■ **Work instruction**: Restate the data that follows exactly as it stands, beginning with the first line and ending with the line that contains "A. level PBE;".

■ **Data extract**:
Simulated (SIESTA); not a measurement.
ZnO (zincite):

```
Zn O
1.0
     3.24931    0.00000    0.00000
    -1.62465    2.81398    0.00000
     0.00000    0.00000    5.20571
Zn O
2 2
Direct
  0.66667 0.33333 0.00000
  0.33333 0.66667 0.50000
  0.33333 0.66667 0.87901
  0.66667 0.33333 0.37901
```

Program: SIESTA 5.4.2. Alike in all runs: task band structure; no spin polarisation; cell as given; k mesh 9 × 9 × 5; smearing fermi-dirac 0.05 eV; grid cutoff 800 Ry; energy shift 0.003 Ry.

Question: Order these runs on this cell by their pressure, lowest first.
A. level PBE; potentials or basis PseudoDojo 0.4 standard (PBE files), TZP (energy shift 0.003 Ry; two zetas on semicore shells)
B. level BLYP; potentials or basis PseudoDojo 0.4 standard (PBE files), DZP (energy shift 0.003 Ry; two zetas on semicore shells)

■ **Expected answer**:
Simulated (SIESTA); not a measurement.
ZnO (zincite):

```
Zn O
1.0
     3.24931    0.00000    0.00000
    -1.62465    2.81398    0.00000
     0.00000    0.00000    5.20571
Zn O
2 2
Direct
  0.66667 0.33333 0.00000
  0.33333 0.66667 0.50000
  0.33333 0.66667 0.87901
  0.66667 0.33333 0.37901
```

Program: SIESTA 5.4.2. Alike in all runs: task band structure; no spin polarisation; cell as given; k mesh 9 × 9 × 5; smearing fermi-dirac 0.05 eV; grid cutoff 800 Ry; energy shift 0.003 Ry.

Question: Order these runs on this cell by their pressure, lowest first.
A. level PBE; potentials or basis PseudoDojo 0.4 standard (PBE files), TZP (energy shift 0.003 Ry; two zetas on semicore shells)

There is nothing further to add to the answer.